● **WORK ORDER**: Repeat exactly, please, the lines that begin at the start of the listing and end at the line holding "Gas-phase reaction: CH3GeH3".

● **EXTRACTED INFORMATION**:
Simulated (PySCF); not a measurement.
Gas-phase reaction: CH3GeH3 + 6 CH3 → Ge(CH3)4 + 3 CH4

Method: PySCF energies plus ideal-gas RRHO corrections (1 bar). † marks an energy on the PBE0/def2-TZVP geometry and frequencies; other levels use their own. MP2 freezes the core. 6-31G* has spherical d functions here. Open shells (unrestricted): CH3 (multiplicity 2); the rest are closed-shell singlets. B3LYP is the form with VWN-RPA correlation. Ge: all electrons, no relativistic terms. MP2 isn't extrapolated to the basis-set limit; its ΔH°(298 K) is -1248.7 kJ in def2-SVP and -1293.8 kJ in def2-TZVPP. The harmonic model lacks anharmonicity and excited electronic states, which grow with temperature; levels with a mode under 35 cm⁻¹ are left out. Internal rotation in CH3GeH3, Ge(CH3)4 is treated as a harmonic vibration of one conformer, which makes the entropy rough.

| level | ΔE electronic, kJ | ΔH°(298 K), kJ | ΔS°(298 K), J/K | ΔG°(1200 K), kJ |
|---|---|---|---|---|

● **EXERCISE SOLUTION**:
Simulated (PySCF); not a measurement.
Gas-phase reaction: CH3GeH3 + 6 CH3 → Ge(CH3)4 + 3 CH4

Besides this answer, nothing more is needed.